ASSIGNED TASK: The lines from the start of the records below through the line containing "levels was it?" are to be copied exactly, both ends included, with nothing added.

DATA EXTRACTS:
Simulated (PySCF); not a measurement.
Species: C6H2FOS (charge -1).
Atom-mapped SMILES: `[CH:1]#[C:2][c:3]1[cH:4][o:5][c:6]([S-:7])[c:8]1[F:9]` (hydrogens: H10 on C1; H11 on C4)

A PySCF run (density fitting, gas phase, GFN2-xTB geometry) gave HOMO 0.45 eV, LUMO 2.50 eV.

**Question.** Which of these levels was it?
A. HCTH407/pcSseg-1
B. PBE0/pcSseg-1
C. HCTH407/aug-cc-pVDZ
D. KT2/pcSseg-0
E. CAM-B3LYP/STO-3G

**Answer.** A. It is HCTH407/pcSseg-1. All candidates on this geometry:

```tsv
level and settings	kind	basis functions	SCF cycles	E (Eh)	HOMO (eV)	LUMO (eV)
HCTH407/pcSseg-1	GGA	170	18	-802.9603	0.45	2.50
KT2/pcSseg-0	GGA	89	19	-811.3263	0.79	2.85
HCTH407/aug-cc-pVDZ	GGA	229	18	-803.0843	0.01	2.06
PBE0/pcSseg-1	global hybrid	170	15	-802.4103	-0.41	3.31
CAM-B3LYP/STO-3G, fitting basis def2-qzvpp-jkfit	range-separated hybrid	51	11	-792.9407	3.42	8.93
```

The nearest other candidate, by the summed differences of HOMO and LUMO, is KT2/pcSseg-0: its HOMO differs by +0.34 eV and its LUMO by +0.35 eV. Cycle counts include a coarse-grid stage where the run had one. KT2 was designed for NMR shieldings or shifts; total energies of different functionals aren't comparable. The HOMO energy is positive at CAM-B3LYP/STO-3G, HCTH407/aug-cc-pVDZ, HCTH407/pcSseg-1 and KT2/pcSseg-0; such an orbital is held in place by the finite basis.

EXERCISE SOLUTION:
Simulated (PySCF); not a measurement.
Species: C6H2FOS (charge -1).
Atom-mapped SMILES: `[CH:1]#[C:2][c:3]1[cH:4][o:5][c:6]([S-:7])[c:8]1[F:9]` (hydrogens: H10 on C1; H11 on C4)

A PySCF run (density fitting, gas phase, GFN2-xTB geometry) gave HOMO 0.45 eV, LUMO 2.50 eV.

**Question.** Which of these levels was it?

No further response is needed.